Work item
Could you give back the listing below exactly, every line included?

---- Data shown

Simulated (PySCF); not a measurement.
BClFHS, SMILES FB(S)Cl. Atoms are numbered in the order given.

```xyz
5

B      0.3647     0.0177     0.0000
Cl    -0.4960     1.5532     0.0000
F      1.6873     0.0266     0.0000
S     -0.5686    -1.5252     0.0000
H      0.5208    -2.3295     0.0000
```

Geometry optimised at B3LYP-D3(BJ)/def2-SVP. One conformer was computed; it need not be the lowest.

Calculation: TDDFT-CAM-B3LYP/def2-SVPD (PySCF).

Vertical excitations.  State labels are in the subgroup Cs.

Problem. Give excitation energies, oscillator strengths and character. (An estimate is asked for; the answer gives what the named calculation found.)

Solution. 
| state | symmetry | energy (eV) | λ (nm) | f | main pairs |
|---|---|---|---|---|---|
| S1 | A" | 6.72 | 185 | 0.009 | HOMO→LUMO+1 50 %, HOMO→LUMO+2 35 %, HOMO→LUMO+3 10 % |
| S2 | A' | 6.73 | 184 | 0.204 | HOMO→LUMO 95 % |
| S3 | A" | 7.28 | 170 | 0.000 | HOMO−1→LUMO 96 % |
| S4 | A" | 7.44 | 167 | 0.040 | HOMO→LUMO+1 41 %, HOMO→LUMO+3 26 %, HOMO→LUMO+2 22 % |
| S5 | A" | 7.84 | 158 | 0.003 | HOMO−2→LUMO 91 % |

--------

Response
Simulated (PySCF); not a measurement.
BClFHS, SMILES FB(S)Cl. Atoms are numbered in the order given.

```xyz
5

B      0.3647     0.0177     0.0000
Cl    -0.4960     1.5532     0.0000
F      1.6873     0.0266     0.0000
S     -0.5686    -1.5252     0.0000
H      0.5208    -2.3295     0.0000
```

Geometry optimised at B3LYP-D3(BJ)/def2-SVP. One conformer was computed; it need not be the lowest.

Calculation: TDDFT-CAM-B3LYP/def2-SVPD (PySCF).

Vertical excitations.  State labels are in the subgroup Cs.

Problem. Give excitation energies, oscillator strengths and character. (An estimate is asked for; the answer gives what the named calculation found.)

Solution. 
| state | symmetry | energy (eV) | λ (nm) | f | main pairs |
|---|---|---|---|---|---|
| S1 | A" | 6.72 | 185 | 0.009 | HOMO→LUMO+1 50 %, HOMO→LUMO+2 35 %, HOMO→LUMO+3 10 % |
| S2 | A' | 6.73 | 184 | 0.204 | HOMO→LUMO 95 % |
| S3 | A" | 7.28 | 170 | 0.000 | HOMO−1→LUMO 96 % |
| S4 | A" | 7.44 | 167 | 0.040 | HOMO→LUMO+1 41 %, HOMO→LUMO+3 26 %, HOMO→LUMO+2 22 % |
| S5 | A" | 7.84 | 158 | 0.003 | HOMO−2→LUMO 91 % |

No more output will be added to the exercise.